[[ Raw data open ]]

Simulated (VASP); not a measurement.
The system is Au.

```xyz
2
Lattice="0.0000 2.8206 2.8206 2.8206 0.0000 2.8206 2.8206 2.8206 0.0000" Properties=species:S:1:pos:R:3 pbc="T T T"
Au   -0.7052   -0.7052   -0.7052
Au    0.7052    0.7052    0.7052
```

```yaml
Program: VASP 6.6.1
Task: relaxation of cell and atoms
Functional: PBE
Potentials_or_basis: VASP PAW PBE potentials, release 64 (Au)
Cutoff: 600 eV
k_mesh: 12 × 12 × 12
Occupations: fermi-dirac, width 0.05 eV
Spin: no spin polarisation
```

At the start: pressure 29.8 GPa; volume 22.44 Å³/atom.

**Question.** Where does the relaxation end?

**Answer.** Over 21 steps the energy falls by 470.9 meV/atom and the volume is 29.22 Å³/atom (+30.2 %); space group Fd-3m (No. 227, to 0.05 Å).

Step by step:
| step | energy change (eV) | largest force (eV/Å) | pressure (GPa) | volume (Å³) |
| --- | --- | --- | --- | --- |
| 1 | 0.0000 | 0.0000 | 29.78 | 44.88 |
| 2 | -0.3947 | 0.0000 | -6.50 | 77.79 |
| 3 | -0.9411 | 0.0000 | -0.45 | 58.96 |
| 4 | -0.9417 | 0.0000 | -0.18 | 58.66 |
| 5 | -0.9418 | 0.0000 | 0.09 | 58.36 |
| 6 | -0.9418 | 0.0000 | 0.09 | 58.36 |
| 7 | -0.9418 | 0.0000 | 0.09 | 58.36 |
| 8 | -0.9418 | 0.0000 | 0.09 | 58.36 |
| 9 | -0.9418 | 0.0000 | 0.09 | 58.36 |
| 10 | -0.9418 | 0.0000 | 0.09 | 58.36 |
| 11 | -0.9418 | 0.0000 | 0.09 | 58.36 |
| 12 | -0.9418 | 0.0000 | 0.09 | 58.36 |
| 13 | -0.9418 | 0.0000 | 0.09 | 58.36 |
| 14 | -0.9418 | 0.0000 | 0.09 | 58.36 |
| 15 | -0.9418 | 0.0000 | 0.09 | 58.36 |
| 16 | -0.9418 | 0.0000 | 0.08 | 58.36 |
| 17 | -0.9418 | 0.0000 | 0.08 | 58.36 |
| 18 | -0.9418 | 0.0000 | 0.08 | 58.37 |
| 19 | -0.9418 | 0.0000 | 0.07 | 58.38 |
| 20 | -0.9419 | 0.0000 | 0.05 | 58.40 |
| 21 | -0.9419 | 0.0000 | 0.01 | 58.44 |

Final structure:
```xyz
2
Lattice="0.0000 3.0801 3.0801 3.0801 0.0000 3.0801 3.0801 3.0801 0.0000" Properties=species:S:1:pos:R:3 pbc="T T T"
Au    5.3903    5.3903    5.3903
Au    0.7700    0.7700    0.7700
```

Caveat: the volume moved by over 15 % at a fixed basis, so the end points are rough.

[[ Raw data closed ]]

## Brief
Nothing past the line containing "the relaxation end?" should be restated; transcribe the material exactly from its first line through that line.

## Solution
Simulated (VASP); not a measurement.
The system is Au.

```xyz
2
Lattice="0.0000 2.8206 2.8206 2.8206 0.0000 2.8206 2.8206 2.8206 0.0000" Properties=species:S:1:pos:R:3 pbc="T T T"
Au   -0.7052   -0.7052   -0.7052
Au    0.7052    0.7052    0.7052
```

```yaml
Program: VASP 6.6.1
Task: relaxation of cell and atoms
Functional: PBE
Potentials_or_basis: VASP PAW PBE potentials, release 64 (Au)
Cutoff: 600 eV
k_mesh: 12 × 12 × 12
Occupations: fermi-dirac, width 0.05 eV
Spin: no spin polarisation
```

At the start: pressure 29.8 GPa; volume 22.44 Å³/atom.

**Question.** Where does the relaxation end?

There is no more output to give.